Work order:
Look through the records below for the line holding "Question: Estimate the". Write it out exactly, with each following line through the line holding "Measured, for comparison: bulk".

** Provided records follows **
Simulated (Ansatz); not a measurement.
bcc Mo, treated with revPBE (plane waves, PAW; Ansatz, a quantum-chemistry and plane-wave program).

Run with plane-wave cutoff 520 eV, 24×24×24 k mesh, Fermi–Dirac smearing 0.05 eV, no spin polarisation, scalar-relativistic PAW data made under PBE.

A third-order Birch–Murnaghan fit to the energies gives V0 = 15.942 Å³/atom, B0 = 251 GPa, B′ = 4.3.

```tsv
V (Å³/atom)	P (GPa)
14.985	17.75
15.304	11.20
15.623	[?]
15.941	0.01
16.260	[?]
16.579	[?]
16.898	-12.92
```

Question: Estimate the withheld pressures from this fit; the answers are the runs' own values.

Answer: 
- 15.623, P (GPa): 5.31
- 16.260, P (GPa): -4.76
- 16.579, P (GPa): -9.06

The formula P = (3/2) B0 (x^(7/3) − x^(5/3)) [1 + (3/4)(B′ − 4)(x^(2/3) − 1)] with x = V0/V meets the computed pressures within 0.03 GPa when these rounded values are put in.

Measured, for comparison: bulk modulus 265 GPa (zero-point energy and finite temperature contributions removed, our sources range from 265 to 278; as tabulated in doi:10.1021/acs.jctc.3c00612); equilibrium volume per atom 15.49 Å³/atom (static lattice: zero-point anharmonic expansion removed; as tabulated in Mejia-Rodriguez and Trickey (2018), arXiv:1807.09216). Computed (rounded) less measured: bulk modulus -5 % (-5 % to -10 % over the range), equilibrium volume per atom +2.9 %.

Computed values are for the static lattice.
** End of Provided records **

Response:
Question: Estimate the withheld pressures from this fit; the answers are the runs' own values.

Answer: 
- 15.623, P (GPa): 5.31
- 16.260, P (GPa): -4.76
- 16.579, P (GPa): -9.06

The formula P = (3/2) B0 (x^(7/3) − x^(5/3)) [1 + (3/4)(B′ − 4)(x^(2/3) − 1)] with x = V0/V meets the computed pressures within 0.03 GPa when these rounded values are put in.

Measured, for comparison: bulk modulus 265 GPa (zero-point energy and finite temperature contributions removed, our sources range from 265 to 278; as tabulated in doi:10.1021/acs.jctc.3c00612); equilibrium volume per atom 15.49 Å³/atom (static lattice: zero-point anharmonic expansion removed; as tabulated in Mejia-Rodriguez and Trickey (2018), arXiv:1807.09216). Computed (rounded) less measured: bulk modulus -5 % (-5 % to -10 % over the range), equilibrium volume per atom +2.9 %.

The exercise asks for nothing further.